### [INFORMATION SHOWN]
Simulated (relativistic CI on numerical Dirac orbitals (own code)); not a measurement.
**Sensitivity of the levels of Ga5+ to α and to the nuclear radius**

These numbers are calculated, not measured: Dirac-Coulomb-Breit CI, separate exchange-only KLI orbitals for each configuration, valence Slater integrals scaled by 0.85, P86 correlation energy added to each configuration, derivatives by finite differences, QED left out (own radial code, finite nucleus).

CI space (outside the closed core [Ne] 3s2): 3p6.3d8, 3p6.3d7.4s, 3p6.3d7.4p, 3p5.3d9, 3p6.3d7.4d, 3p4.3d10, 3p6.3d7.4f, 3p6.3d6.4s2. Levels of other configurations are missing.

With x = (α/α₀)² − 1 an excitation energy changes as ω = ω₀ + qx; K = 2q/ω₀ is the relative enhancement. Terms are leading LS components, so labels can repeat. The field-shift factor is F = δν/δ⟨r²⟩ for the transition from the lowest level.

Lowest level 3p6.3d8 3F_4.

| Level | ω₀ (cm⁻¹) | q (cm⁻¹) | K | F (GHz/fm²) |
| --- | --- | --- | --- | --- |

### [WORK ITEM]
Would you reproduce the whole listing above, word for word?

### [REPLY]
Simulated (relativistic CI on numerical Dirac orbitals (own code)); not a measurement.
**Sensitivity of the levels of Ga5+ to α and to the nuclear radius**

These numbers are calculated, not measured: Dirac-Coulomb-Breit CI, separate exchange-only KLI orbitals for each configuration, valence Slater integrals scaled by 0.85, P86 correlation energy added to each configuration, derivatives by finite differences, QED left out (own radial code, finite nucleus).

CI space (outside the closed core [Ne] 3s2): 3p6.3d8, 3p6.3d7.4s, 3p6.3d7.4p, 3p5.3d9, 3p6.3d7.4d, 3p4.3d10, 3p6.3d7.4f, 3p6.3d6.4s2. Levels of other configurations are missing.

With x = (α/α₀)² − 1 an excitation energy changes as ω = ω₀ + qx; K = 2q/ω₀ is the relative enhancement. Terms are leading LS components, so labels can repeat. The field-shift factor is F = δν/δ⟨r²⟩ for the transition from the lowest level.

Lowest level 3p6.3d8 3F_4.

| Level | ω₀ (cm⁻¹) | q (cm⁻¹) | K | F (GHz/fm²) |
| --- | --- | --- | --- | --- |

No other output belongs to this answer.